● WORK ORDER
Everything from the first line below through the line with "A k mesh can" is to be transcribed exactly, and nothing past it.

□ □ □ □

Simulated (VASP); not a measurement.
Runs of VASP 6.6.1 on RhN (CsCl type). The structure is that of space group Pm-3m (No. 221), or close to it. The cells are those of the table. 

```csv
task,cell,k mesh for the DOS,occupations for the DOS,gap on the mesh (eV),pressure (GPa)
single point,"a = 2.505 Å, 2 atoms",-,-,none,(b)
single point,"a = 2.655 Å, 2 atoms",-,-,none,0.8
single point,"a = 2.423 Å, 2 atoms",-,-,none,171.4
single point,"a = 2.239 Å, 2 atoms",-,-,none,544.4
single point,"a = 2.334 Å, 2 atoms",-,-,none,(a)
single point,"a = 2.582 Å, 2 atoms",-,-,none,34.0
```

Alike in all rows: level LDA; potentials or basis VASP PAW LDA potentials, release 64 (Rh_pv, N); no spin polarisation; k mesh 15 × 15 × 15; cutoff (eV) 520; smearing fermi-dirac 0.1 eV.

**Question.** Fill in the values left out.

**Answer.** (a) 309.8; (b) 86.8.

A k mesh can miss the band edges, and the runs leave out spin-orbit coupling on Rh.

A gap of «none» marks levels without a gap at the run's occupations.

□ □ □ □

● ANSWER SPACE
Simulated (VASP); not a measurement.
Runs of VASP 6.6.1 on RhN (CsCl type). The structure is that of space group Pm-3m (No. 221), or close to it. The cells are those of the table. 

```csv
task,cell,k mesh for the DOS,occupations for the DOS,gap on the mesh (eV),pressure (GPa)
single point,"a = 2.505 Å, 2 atoms",-,-,none,(b)
single point,"a = 2.655 Å, 2 atoms",-,-,none,0.8
single point,"a = 2.423 Å, 2 atoms",-,-,none,171.4
single point,"a = 2.239 Å, 2 atoms",-,-,none,544.4
single point,"a = 2.334 Å, 2 atoms",-,-,none,(a)
single point,"a = 2.582 Å, 2 atoms",-,-,none,34.0
```

Alike in all rows: level LDA; potentials or basis VASP PAW LDA potentials, release 64 (Rh_pv, N); no spin polarisation; k mesh 15 × 15 × 15; cutoff (eV) 520; smearing fermi-dirac 0.1 eV.

**Question.** Fill in the values left out.

**Answer.** (a) 309.8; (b) 86.8.

A k mesh can miss the band edges, and the runs leave out spin-orbit coupling on Rh.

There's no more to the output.